**EXERCISE:** Return, exactly and in full, the lines of the records below starting at the one with "All runs are" and ending at the one with "The correlated methods", and no other lines.

**RECORDS SHOWN:**
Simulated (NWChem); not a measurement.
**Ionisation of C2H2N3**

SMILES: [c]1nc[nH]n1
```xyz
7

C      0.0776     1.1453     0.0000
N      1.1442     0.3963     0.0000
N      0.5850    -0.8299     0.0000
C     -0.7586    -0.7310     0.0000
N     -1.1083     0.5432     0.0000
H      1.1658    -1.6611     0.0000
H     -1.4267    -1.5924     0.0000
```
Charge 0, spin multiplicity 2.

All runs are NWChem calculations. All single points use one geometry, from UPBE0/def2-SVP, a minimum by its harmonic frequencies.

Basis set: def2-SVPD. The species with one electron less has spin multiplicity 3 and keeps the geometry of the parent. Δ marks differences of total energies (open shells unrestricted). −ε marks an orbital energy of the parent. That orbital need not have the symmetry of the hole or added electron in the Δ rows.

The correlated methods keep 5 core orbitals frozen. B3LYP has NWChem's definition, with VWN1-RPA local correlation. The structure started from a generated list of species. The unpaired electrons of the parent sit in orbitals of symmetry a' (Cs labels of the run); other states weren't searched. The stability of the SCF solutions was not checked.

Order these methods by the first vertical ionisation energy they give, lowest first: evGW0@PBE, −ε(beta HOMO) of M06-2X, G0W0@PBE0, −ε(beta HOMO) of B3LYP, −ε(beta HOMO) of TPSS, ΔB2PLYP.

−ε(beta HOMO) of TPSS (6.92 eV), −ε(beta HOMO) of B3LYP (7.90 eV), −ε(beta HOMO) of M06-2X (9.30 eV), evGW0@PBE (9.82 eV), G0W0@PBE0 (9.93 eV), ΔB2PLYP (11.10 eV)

**RESULT:**
All runs are NWChem calculations. All single points use one geometry, from UPBE0/def2-SVP, a minimum by its harmonic frequencies.

Basis set: def2-SVPD. The species with one electron less has spin multiplicity 3 and keeps the geometry of the parent. Δ marks differences of total energies (open shells unrestricted). −ε marks an orbital energy of the parent. That orbital need not have the symmetry of the hole or added electron in the Δ rows.

The correlated methods keep 5 core orbitals frozen. B3LYP has NWChem's definition, with VWN1-RPA local correlation. The structure started from a generated list of species. The unpaired electrons of the parent sit in orbitals of symmetry a' (Cs labels of the run); other states weren't searched. The stability of the SCF solutions was not checked.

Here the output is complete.